:: BRIEF ::
Would you please retype, exactly, the lines of the listing below between the line with "experiment to reproduce.**" and the line with "a band path.", inclusive?

==============================
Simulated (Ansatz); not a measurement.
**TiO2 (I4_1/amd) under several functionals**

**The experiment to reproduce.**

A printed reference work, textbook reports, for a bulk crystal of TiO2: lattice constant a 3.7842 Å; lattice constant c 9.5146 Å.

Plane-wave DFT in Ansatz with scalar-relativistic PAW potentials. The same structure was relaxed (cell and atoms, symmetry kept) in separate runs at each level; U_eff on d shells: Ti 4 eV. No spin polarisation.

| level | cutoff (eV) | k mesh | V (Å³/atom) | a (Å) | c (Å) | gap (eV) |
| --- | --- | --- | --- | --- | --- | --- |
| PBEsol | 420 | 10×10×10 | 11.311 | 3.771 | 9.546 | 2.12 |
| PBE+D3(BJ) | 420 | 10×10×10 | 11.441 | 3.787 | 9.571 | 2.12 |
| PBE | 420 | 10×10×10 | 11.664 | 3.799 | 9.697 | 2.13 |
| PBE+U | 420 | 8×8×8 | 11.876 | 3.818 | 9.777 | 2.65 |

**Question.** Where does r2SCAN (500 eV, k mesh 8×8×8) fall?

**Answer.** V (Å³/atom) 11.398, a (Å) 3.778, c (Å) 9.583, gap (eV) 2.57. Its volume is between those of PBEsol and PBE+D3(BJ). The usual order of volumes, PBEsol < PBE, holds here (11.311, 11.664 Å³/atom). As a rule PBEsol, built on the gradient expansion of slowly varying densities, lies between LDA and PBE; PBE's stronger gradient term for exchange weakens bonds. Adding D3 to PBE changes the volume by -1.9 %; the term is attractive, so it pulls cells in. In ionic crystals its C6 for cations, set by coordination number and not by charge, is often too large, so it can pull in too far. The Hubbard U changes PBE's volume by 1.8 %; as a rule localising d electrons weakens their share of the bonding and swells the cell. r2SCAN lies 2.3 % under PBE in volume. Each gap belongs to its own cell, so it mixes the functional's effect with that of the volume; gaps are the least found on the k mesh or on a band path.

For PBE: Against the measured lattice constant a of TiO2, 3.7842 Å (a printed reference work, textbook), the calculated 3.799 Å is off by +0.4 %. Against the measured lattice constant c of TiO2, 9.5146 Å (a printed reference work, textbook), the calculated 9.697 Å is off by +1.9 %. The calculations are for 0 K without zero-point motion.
==============================

:: EXERCISE OUTPUT ::
**The experiment to reproduce.**

A printed reference work, textbook reports, for a bulk crystal of TiO2: lattice constant a 3.7842 Å; lattice constant c 9.5146 Å.

Plane-wave DFT in Ansatz with scalar-relativistic PAW potentials. The same structure was relaxed (cell and atoms, symmetry kept) in separate runs at each level; U_eff on d shells: Ti 4 eV. No spin polarisation.

| level | cutoff (eV) | k mesh | V (Å³/atom) | a (Å) | c (Å) | gap (eV) |
| --- | --- | --- | --- | --- | --- | --- |
| PBEsol | 420 | 10×10×10 | 11.311 | 3.771 | 9.546 | 2.12 |
| PBE+D3(BJ) | 420 | 10×10×10 | 11.441 | 3.787 | 9.571 | 2.12 |
| PBE | 420 | 10×10×10 | 11.664 | 3.799 | 9.697 | 2.13 |
| PBE+U | 420 | 8×8×8 | 11.876 | 3.818 | 9.777 | 2.65 |

**Question.** Where does r2SCAN (500 eV, k mesh 8×8×8) fall?

**Answer.** V (Å³/atom) 11.398, a (Å) 3.778, c (Å) 9.583, gap (eV) 2.57. Its volume is between those of PBEsol and PBE+D3(BJ). The usual order of volumes, PBEsol < PBE, holds here (11.311, 11.664 Å³/atom). As a rule PBEsol, built on the gradient expansion of slowly varying densities, lies between LDA and PBE; PBE's stronger gradient term for exchange weakens bonds. Adding D3 to PBE changes the volume by -1.9 %; the term is attractive, so it pulls cells in. In ionic crystals its C6 for cations, set by coordination number and not by charge, is often too large, so it can pull in too far. The Hubbard U changes PBE's volume by 1.8 %; as a rule localising d electrons weakens their share of the bonding and swells the cell. r2SCAN lies 2.3 % under PBE in volume. Each gap belongs to its own cell, so it mixes the functional's effect with that of the volume; gaps are the least found on the k mesh or on a band path.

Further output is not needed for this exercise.